→ **WORK ORDER**
Nothing but the lines from the start of the records through the line that contains "# Ni (fcc): bulk modulus from a few volumes" is to be copied, and each is to be copied exactly.

→ **DATA FOR ANALYSIS**
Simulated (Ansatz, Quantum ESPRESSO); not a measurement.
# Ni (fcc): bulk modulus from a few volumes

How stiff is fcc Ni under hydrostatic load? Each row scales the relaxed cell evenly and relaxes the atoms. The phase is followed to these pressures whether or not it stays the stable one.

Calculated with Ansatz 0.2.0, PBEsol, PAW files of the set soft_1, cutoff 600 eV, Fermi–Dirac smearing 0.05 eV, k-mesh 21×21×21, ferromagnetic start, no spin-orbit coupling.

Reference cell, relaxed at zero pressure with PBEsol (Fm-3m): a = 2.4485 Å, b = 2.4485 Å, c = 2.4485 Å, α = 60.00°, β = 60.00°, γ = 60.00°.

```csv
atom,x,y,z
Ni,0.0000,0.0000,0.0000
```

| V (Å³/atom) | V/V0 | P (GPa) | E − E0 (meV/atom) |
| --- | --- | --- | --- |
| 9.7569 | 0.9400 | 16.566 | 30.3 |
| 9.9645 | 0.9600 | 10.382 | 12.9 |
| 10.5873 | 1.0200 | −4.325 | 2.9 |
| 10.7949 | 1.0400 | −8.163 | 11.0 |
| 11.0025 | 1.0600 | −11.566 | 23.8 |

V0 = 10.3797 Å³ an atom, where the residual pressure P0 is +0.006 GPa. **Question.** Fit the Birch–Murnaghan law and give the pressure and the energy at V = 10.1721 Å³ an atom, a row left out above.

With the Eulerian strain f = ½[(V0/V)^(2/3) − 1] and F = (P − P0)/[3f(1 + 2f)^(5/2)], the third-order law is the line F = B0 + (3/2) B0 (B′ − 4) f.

→ **TASK SOLUTION**
Simulated (Ansatz, Quantum ESPRESSO); not a measurement.
# Ni (fcc): bulk modulus from a few volumes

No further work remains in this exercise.